> _Activity_: Transcribe each line below word for word.

--------------------

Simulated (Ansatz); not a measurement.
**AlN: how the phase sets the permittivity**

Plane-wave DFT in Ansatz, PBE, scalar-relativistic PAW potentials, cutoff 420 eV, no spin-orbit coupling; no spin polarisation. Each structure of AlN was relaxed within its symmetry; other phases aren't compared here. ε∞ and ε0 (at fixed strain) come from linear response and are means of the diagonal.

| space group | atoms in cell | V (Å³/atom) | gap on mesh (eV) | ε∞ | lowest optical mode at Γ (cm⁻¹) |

--------------------

> _Written reply_:
Simulated (Ansatz); not a measurement.
**AlN: how the phase sets the permittivity**

Plane-wave DFT in Ansatz, PBE, scalar-relativistic PAW potentials, cutoff 420 eV, no spin-orbit coupling; no spin polarisation. Each structure of AlN was relaxed within its symmetry; other phases aren't compared here. ε∞ and ε0 (at fixed strain) come from linear response and are means of the diagonal.

| space group | atoms in cell | V (Å³/atom) | gap on mesh (eV) | ε∞ | lowest optical mode at Γ (cm⁻¹) |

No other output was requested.